Segment Start: Material supplied
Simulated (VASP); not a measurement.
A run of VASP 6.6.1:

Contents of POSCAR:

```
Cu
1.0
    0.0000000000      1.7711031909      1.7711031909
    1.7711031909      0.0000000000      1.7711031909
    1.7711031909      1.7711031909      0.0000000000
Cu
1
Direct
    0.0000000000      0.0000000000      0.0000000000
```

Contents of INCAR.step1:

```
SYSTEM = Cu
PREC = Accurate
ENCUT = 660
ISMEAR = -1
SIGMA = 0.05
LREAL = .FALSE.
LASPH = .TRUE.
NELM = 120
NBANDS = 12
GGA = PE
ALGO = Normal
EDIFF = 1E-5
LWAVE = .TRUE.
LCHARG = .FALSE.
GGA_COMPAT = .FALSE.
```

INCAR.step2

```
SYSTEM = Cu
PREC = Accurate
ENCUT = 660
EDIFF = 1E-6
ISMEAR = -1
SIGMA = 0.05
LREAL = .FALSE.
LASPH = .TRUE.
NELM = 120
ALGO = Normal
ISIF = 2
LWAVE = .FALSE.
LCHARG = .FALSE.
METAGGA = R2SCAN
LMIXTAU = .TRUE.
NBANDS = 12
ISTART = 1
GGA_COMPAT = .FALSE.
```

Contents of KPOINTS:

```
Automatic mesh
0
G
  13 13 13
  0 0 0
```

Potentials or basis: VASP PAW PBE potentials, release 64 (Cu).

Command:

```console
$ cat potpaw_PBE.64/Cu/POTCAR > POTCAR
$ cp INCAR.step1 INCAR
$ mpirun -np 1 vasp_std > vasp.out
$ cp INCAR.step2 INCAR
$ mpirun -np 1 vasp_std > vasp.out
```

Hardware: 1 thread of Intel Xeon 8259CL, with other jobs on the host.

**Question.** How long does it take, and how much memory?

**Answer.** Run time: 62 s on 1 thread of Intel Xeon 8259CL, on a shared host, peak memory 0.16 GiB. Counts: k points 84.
Segment End: Material supplied

▶ Activity:
Given the data above, transcribe exactly the lines from the one containing "Potentials or basis: VASP" down to the one containing "how much memory?", and no others.

▶ Answer area:
Potentials or basis: VASP PAW PBE potentials, release 64 (Cu).

Command:

```console
$ cat potpaw_PBE.64/Cu/POTCAR > POTCAR
$ cp INCAR.step1 INCAR
$ mpirun -np 1 vasp_std > vasp.out
$ cp INCAR.step2 INCAR
$ mpirun -np 1 vasp_std > vasp.out
```

Hardware: 1 thread of Intel Xeon 8259CL, with other jobs on the host.

**Question.** How long does it take, and how much memory?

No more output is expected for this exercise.